Requirement – Render every entry exactly as it appears.

Data records –
BEGIN
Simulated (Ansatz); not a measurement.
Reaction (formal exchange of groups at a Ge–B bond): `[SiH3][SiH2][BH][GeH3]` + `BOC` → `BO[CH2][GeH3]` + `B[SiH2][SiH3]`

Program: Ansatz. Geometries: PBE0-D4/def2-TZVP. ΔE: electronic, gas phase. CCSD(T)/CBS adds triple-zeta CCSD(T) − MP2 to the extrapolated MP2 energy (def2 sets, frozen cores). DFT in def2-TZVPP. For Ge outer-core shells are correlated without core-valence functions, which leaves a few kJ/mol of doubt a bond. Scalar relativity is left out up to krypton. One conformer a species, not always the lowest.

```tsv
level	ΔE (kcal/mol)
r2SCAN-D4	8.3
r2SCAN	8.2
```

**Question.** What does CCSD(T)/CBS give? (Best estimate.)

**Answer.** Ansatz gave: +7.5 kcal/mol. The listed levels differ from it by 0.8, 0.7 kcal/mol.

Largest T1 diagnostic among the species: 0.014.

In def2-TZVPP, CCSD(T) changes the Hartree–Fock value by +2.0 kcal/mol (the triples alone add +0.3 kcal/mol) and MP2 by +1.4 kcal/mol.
END

Task output –
Simulated (Ansatz); not a measurement.
Reaction (formal exchange of groups at a Ge–B bond): `[SiH3][SiH2][BH][GeH3]` + `BOC` → `BO[CH2][GeH3]` + `B[SiH2][SiH3]`

Program: Ansatz. Geometries: PBE0-D4/def2-TZVP. ΔE: electronic, gas phase. CCSD(T)/CBS adds triple-zeta CCSD(T) − MP2 to the extrapolated MP2 energy (def2 sets, frozen cores). DFT in def2-TZVPP. For Ge outer-core shells are correlated without core-valence functions, which leaves a few kJ/mol of doubt a bond. Scalar relativity is left out up to krypton. One conformer a species, not always the lowest.

```tsv
level	ΔE (kcal/mol)
r2SCAN-D4	8.3
r2SCAN	8.2
```

**Question.** What does CCSD(T)/CBS give? (Best estimate.)

**Answer.** Ansatz gave: +7.5 kcal/mol. The listed levels differ from it by 0.8, 0.7 kcal/mol.

Largest T1 diagnostic among the species: 0.014.

In def2-TZVPP, CCSD(T) changes the Hartree–Fock value by +2.0 kcal/mol (the triples alone add +0.3 kcal/mol) and MP2 by +1.4 kcal/mol.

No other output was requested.